[[ Dataset excerpts open ]]

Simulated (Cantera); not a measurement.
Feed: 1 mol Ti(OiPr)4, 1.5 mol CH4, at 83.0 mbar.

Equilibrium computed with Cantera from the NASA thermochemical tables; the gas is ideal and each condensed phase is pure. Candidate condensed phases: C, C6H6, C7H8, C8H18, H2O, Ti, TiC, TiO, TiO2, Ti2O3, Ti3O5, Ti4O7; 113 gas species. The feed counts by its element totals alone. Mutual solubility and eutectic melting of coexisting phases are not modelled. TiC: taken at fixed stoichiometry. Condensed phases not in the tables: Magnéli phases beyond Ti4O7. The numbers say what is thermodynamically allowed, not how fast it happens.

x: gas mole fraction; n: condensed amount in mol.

[[ Dataset excerpts closed ]]

**Work instruction**
Output, from the data above, the lines from the line with "Feed: 1 mol" to the line with "Equilibrium computed with" exactly as they stand, both ends included and nothing else.

**Task result**
Feed: 1 mol Ti(OiPr)4, 1.5 mol CH4, at 83.0 mbar.

Equilibrium computed with Cantera from the NASA thermochemical tables; the gas is ideal and each condensed phase is pure. Candidate condensed phases: C, C6H6, C7H8, C8H18, H2O, Ti, TiC, TiO, TiO2, Ti2O3, Ti3O5, Ti4O7; 113 gas species. The feed counts by its element totals alone. Mutual solubility and eutectic melting of coexisting phases are not modelled. TiC: taken at fixed stoichiometry. Condensed phases not in the tables: Magnéli phases beyond Ti4O7. The numbers say what is thermodynamically allowed, not how fast it happens.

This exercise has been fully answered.